···
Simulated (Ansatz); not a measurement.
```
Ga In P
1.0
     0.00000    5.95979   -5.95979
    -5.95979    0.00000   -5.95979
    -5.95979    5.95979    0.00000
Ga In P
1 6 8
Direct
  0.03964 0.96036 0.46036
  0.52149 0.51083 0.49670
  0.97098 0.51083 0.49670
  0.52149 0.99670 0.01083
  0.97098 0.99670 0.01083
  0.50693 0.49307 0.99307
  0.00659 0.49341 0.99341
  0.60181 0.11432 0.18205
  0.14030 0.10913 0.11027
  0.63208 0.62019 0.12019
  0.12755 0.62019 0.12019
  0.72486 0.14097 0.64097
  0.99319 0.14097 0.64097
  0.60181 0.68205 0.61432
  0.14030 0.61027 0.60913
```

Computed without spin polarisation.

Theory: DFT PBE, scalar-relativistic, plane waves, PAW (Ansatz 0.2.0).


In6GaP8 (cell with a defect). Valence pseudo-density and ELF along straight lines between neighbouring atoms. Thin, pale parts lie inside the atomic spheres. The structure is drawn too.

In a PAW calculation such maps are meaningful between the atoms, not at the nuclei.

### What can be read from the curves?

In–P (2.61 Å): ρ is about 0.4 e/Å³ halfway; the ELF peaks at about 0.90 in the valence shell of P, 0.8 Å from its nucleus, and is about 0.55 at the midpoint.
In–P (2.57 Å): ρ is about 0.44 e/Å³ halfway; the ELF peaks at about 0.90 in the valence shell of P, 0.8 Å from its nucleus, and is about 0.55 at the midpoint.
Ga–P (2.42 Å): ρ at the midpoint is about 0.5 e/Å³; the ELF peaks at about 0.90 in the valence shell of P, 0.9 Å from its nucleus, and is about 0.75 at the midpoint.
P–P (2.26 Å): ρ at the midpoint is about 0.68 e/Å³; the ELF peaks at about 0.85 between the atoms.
···

REQUIREMENT: The lines running from the start of the data through the one that contains "Ga–P (2.42 Å): ρ" should be reproduced exactly, and only those.

WRITTEN ANSWER:
Simulated (Ansatz); not a measurement.
```
Ga In P
1.0
     0.00000    5.95979   -5.95979
    -5.95979    0.00000   -5.95979
    -5.95979    5.95979    0.00000
Ga In P
1 6 8
Direct
  0.03964 0.96036 0.46036
  0.52149 0.51083 0.49670
  0.97098 0.51083 0.49670
  0.52149 0.99670 0.01083
  0.97098 0.99670 0.01083
  0.50693 0.49307 0.99307
  0.00659 0.49341 0.99341
  0.60181 0.11432 0.18205
  0.14030 0.10913 0.11027
  0.63208 0.62019 0.12019
  0.12755 0.62019 0.12019
  0.72486 0.14097 0.64097
  0.99319 0.14097 0.64097
  0.60181 0.68205 0.61432
  0.14030 0.61027 0.60913
```

Computed without spin polarisation.

Theory: DFT PBE, scalar-relativistic, plane waves, PAW (Ansatz 0.2.0).


In6GaP8 (cell with a defect). Valence pseudo-density and ELF along straight lines between neighbouring atoms. Thin, pale parts lie inside the atomic spheres. The structure is drawn too.

In a PAW calculation such maps are meaningful between the atoms, not at the nuclei.

### What can be read from the curves?

In–P (2.61 Å): ρ is about 0.4 e/Å³ halfway; the ELF peaks at about 0.90 in the valence shell of P, 0.8 Å from its nucleus, and is about 0.55 at the midpoint.
In–P (2.57 Å): ρ is about 0.44 e/Å³ halfway; the ELF peaks at about 0.90 in the valence shell of P, 0.8 Å from its nucleus, and is about 0.55 at the midpoint.
Ga–P (2.42 Å): ρ at the midpoint is about 0.5 e/Å³; the ELF peaks at about 0.90 in the valence shell of P, 0.9 Å from its nucleus, and is about 0.75 at the midpoint.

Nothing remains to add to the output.